▶ **Given entries**
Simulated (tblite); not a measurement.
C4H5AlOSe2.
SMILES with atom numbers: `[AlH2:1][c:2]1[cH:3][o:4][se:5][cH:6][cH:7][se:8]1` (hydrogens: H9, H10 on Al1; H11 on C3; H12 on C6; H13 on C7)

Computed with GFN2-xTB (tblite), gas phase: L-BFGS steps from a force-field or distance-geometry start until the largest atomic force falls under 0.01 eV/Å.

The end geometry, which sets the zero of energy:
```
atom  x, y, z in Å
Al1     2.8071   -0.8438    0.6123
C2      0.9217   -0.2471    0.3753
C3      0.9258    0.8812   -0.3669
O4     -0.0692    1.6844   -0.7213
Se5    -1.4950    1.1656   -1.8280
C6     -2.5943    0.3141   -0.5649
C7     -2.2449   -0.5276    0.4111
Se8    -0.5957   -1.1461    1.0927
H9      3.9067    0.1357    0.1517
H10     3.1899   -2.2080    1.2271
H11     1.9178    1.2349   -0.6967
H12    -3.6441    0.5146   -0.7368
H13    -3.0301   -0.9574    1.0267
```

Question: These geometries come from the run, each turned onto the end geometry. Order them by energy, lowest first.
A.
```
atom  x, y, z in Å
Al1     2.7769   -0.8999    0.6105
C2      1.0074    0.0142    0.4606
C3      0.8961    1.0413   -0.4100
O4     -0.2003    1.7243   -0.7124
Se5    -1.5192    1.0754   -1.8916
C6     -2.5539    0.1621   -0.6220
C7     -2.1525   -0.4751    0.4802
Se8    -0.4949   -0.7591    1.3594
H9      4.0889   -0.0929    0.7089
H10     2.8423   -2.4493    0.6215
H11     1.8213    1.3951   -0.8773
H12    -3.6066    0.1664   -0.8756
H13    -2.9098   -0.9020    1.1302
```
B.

▶ **Brief**
The stopping point is the line containing "Computed with GFN2-xTB". Reproduce exactly every line of the material from the first through that one.

▶ **Result**
Simulated (tblite); not a measurement.
C4H5AlOSe2.
SMILES with atom numbers: `[AlH2:1][c:2]1[cH:3][o:4][se:5][cH:6][cH:7][se:8]1` (hydrogens: H9, H10 on Al1; H11 on C3; H12 on C6; H13 on C7)

Computed with GFN2-xTB (tblite), gas phase: L-BFGS steps from a force-field or distance-geometry start until the largest atomic force falls under 0.01 eV/Å.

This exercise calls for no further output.